BRIEF. Reading the listing below, restate each entry exactly as written.

LISTED ENTRIES.
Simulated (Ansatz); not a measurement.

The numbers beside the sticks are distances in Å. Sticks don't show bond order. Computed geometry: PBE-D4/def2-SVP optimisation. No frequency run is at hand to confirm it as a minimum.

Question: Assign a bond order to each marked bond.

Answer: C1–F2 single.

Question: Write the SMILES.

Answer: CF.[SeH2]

EXERCISE OUTPUT.
Simulated (Ansatz); not a measurement.

The numbers beside the sticks are distances in Å. Sticks don't show bond order. Computed geometry: PBE-D4/def2-SVP optimisation. No frequency run is at hand to confirm it as a minimum.

Question: Assign a bond order to each marked bond.

Answer: C1–F2 single.

Question: Write the SMILES.

Answer: CF.[SeH2]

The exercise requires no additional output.